* [Stored data]:
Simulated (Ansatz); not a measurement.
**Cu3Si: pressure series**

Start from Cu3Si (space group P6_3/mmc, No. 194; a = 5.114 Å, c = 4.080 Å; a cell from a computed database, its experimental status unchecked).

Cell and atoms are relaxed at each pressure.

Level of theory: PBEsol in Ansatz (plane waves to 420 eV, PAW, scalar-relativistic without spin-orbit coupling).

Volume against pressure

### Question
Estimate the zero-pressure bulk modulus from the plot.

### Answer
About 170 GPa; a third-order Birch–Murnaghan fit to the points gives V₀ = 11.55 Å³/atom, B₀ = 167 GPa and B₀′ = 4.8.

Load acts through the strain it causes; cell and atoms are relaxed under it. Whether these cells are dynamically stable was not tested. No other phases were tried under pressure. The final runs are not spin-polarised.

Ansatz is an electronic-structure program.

* [Work request]:
Word for word, restate the lines of the data above that fall between the line holding "Cell and atoms are relaxed at each pressure." and the line holding "About 170 GPa;", inclusive, and no other lines.

* [Response box]:
Cell and atoms are relaxed at each pressure.

Level of theory: PBEsol in Ansatz (plane waves to 420 eV, PAW, scalar-relativistic without spin-orbit coupling).

Volume against pressure

### Question
Estimate the zero-pressure bulk modulus from the plot.

### Answer
About 170 GPa; a third-order Birch–Murnaghan fit to the points gives V₀ = 11.55 Å³/atom, B₀ = 167 GPa and B₀′ = 4.8.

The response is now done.